SUPPLIED RECORDS.
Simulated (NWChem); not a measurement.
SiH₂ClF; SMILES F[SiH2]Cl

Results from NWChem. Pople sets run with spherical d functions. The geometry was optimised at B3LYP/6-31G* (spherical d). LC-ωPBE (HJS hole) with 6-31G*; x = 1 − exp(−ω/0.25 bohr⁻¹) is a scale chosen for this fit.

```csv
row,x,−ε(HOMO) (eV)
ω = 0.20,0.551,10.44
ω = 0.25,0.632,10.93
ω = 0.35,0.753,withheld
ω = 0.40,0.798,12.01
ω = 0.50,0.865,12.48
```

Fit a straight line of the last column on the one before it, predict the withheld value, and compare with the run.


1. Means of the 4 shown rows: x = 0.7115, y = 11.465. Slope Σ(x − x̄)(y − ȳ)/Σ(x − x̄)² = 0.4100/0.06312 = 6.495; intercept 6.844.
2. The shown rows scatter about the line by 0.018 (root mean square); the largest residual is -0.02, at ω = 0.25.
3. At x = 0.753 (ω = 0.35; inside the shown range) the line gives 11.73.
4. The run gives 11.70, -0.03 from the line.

TASK ITEM. Every line of the material is to be transcribed exactly.

EXERCISE SOLUTION.
Simulated (NWChem); not a measurement.
SiH₂ClF; SMILES F[SiH2]Cl

Results from NWChem. Pople sets run with spherical d functions. The geometry was optimised at B3LYP/6-31G* (spherical d). LC-ωPBE (HJS hole) with 6-31G*; x = 1 − exp(−ω/0.25 bohr⁻¹) is a scale chosen for this fit.

```csv
row,x,−ε(HOMO) (eV)
ω = 0.20,0.551,10.44
ω = 0.25,0.632,10.93
ω = 0.35,0.753,withheld
ω = 0.40,0.798,12.01
ω = 0.50,0.865,12.48
```

Fit a straight line of the last column on the one before it, predict the withheld value, and compare with the run.


1. Means of the 4 shown rows: x = 0.7115, y = 11.465. Slope Σ(x − x̄)(y − ȳ)/Σ(x − x̄)² = 0.4100/0.06312 = 6.495; intercept 6.844.
2. The shown rows scatter about the line by 0.018 (root mean square); the largest residual is -0.02, at ω = 0.25.
3. At x = 0.753 (ω = 0.35; inside the shown range) the line gives 11.73.
4. The run gives 11.70, -0.03 from the line.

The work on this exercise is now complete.